Work instruction »
Output exactly the lines below, starting with the line that has "Computed with Own-DFT" and going on through the line that has "Common to all", both included, and no other lines.

Start of Block

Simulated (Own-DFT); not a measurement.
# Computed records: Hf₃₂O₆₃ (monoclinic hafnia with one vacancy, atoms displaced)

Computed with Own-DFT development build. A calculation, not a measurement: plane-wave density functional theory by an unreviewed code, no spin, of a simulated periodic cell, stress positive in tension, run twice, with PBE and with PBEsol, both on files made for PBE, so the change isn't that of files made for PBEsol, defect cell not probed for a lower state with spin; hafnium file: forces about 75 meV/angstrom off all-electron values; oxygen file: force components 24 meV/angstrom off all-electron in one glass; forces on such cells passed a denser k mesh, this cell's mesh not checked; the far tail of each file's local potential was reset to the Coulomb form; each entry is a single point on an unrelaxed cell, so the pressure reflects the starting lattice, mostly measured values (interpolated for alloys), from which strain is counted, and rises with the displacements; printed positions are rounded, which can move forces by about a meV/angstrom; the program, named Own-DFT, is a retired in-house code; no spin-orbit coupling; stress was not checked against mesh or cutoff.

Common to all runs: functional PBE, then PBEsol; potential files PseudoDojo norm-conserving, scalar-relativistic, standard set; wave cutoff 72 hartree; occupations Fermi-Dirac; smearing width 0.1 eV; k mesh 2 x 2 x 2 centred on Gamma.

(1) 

End of Block

Task solution »
Computed with Own-DFT development build. A calculation, not a measurement: plane-wave density functional theory by an unreviewed code, no spin, of a simulated periodic cell, stress positive in tension, run twice, with PBE and with PBEsol, both on files made for PBE, so the change isn't that of files made for PBEsol, defect cell not probed for a lower state with spin; hafnium file: forces about 75 meV/angstrom off all-electron values; oxygen file: force components 24 meV/angstrom off all-electron in one glass; forces on such cells passed a denser k mesh, this cell's mesh not checked; the far tail of each file's local potential was reset to the Coulomb form; each entry is a single point on an unrelaxed cell, so the pressure reflects the starting lattice, mostly measured values (interpolated for alloys), from which strain is counted, and rises with the displacements; printed positions are rounded, which can move forces by about a meV/angstrom; the program, named Own-DFT, is a retired in-house code; no spin-orbit coupling; stress was not checked against mesh or cutoff.

Common to all runs: functional PBE, then PBEsol; potential files PseudoDojo norm-conserving, scalar-relativistic, standard set; wave cutoff 72 hartree; occupations Fermi-Dirac; smearing width 0.1 eV; k mesh 2 x 2 x 2 centred on Gamma.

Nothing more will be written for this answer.